• **Brief**: Up to and including the line with "Question: What are A, B and C (MHz)?", reproduce the listing below exactly, beginning at its first line.

• **Input data**:
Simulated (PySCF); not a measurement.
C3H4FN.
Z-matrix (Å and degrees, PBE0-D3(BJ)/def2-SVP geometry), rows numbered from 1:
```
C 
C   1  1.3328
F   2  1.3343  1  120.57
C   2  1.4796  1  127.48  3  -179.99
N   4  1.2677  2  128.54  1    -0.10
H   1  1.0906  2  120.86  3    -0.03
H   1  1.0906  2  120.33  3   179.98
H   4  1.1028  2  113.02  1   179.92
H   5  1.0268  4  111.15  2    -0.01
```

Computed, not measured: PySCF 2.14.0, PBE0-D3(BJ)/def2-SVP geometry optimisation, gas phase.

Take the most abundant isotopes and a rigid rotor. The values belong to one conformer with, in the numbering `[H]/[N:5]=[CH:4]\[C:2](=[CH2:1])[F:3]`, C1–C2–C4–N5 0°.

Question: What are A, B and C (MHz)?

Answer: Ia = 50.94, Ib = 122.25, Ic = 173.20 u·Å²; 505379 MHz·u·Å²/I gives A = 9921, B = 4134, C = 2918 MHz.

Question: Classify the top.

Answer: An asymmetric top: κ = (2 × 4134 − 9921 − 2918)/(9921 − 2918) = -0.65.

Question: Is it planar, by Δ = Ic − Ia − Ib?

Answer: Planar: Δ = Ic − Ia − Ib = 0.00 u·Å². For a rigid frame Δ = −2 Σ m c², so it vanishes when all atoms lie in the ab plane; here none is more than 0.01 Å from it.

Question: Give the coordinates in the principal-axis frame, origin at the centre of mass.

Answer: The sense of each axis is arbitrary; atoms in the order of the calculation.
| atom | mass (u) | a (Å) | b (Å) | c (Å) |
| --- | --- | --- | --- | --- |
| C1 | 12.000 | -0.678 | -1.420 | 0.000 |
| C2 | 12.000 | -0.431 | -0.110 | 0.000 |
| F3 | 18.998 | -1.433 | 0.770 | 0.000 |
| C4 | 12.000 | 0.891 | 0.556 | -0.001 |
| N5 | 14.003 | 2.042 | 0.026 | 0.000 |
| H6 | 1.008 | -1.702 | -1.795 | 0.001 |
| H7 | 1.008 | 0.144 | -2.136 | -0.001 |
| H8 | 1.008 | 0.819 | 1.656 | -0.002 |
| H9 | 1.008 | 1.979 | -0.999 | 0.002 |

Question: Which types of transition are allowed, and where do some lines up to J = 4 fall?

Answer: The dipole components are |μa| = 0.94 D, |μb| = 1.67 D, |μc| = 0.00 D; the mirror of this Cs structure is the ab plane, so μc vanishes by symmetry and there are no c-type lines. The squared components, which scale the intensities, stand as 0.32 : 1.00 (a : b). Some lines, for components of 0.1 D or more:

• **Answer space**:
Simulated (PySCF); not a measurement.
C3H4FN.
Z-matrix (Å and degrees, PBE0-D3(BJ)/def2-SVP geometry), rows numbered from 1:
```
C 
C   1  1.3328
F   2  1.3343  1  120.57
C   2  1.4796  1  127.48  3  -179.99
N   4  1.2677  2  128.54  1    -0.10
H   1  1.0906  2  120.86  3    -0.03
H   1  1.0906  2  120.33  3   179.98
H   4  1.1028  2  113.02  1   179.92
H   5  1.0268  4  111.15  2    -0.01
```

Computed, not measured: PySCF 2.14.0, PBE0-D3(BJ)/def2-SVP geometry optimisation, gas phase.

Take the most abundant isotopes and a rigid rotor. The values belong to one conformer with, in the numbering `[H]/[N:5]=[CH:4]\[C:2](=[CH2:1])[F:3]`, C1–C2–C4–N5 0°.

Question: What are A, B and C (MHz)?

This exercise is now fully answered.